Nothing but a full, exact copy of the data is needed.

═══ PROVIDED MATERIAL

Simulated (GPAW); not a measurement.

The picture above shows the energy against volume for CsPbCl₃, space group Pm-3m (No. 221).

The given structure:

══════

▸ ANSWER AREA:
Simulated (GPAW); not a measurement.

The picture above shows the energy against volume for CsPbCl₃, space group Pm-3m (No. 221).

The given structure:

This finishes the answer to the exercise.